Start of Entries provided
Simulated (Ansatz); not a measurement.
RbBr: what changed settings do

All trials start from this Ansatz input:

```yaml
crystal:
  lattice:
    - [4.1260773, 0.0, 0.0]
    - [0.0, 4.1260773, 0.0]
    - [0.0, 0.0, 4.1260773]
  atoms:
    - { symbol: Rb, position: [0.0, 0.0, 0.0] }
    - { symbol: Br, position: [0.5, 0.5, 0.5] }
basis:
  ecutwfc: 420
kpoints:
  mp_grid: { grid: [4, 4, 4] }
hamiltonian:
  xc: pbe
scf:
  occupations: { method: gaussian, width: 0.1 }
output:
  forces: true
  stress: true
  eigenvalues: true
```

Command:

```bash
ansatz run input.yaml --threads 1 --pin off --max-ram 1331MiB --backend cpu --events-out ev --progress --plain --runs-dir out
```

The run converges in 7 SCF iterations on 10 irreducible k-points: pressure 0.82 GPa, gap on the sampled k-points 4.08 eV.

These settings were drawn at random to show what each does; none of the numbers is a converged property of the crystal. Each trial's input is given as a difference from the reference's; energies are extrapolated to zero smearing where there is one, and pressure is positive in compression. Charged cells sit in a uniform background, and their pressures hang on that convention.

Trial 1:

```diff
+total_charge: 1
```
End of Entries provided

Assigned task: All that is wanted is a faithful reproduction of the line above with "The run converges", the line with "These settings were", and every line in between.

Task solution:
The run converges in 7 SCF iterations on 10 irreducible k-points: pressure 0.82 GPa, gap on the sampled k-points 4.08 eV.

These settings were drawn at random to show what each does; none of the numbers is a converged property of the crystal. Each trial's input is given as a difference from the reference's; energies are extrapolated to zero smearing where there is one, and pressure is positive in compression. Charged cells sit in a uniform background, and their pressures hang on that convention.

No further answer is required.